________________
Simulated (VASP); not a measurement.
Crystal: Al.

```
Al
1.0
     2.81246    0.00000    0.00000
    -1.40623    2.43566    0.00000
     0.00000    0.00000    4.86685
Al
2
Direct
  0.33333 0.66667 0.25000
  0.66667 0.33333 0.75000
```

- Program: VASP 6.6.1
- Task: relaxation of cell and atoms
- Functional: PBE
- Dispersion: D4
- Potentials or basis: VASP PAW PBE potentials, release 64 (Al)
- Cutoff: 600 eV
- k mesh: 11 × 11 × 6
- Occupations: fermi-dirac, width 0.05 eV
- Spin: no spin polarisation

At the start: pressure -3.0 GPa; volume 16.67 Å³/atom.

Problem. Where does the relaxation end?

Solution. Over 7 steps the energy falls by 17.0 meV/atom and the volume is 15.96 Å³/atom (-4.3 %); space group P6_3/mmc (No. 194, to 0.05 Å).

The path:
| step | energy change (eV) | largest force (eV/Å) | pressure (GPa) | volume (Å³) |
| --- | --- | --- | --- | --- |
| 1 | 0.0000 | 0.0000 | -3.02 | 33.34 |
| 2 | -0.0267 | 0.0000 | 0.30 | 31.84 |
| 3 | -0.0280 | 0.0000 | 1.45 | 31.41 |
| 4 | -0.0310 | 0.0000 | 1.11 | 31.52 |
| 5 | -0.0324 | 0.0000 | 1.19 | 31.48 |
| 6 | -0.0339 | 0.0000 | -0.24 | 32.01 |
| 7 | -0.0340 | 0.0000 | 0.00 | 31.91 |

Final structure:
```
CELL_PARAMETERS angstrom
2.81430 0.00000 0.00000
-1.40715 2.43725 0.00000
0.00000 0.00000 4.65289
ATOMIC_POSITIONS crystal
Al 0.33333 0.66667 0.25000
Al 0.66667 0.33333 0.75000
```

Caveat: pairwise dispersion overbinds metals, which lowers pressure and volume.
________________

◆ **Required action**: Transcribe the lines above between the line holding "0.30 | 31.84 |" and the line holding "0.00 | 31.91 |", inclusive, exactly as they stand and with nothing added.

◆ **Answer section**:
| 2 | -0.0267 | 0.0000 | 0.30 | 31.84 |
| 3 | -0.0280 | 0.0000 | 1.45 | 31.41 |
| 4 | -0.0310 | 0.0000 | 1.11 | 31.52 |
| 5 | -0.0324 | 0.0000 | 1.19 | 31.48 |
| 6 | -0.0339 | 0.0000 | -0.24 | 32.01 |
| 7 | -0.0340 | 0.0000 | 0.00 | 31.91 |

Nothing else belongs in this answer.